BRIEF - Output exactly the lines that run from the top of the entries to the line holding "The energy rises", including both of those lines.

━━━━━━━━
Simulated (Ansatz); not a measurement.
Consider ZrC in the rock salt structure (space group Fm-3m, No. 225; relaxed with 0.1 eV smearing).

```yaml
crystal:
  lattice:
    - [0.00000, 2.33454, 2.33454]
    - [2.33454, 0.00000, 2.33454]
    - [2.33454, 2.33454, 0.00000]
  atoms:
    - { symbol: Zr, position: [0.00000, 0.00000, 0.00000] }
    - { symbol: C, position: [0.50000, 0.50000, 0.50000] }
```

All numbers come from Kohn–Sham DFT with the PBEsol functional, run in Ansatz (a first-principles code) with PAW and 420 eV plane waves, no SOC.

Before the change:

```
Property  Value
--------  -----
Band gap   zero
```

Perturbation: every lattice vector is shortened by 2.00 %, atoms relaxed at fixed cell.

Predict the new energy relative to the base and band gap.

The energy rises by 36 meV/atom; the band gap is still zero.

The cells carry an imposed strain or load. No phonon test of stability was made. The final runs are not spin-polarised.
━━━━━━━━

TASK RESPONSE -
Simulated (Ansatz); not a measurement.
Consider ZrC in the rock salt structure (space group Fm-3m, No. 225; relaxed with 0.1 eV smearing).

```yaml
crystal:
  lattice:
    - [0.00000, 2.33454, 2.33454]
    - [2.33454, 0.00000, 2.33454]
    - [2.33454, 2.33454, 0.00000]
  atoms:
    - { symbol: Zr, position: [0.00000, 0.00000, 0.00000] }
    - { symbol: C, position: [0.50000, 0.50000, 0.50000] }
```

All numbers come from Kohn–Sham DFT with the PBEsol functional, run in Ansatz (a first-principles code) with PAW and 420 eV plane waves, no SOC.

Before the change:

```
Property  Value
--------  -----
Band gap   zero
```

Perturbation: every lattice vector is shortened by 2.00 %, atoms relaxed at fixed cell.

Predict the new energy relative to the base and band gap.

The energy rises by 36 meV/atom; the band gap is still zero.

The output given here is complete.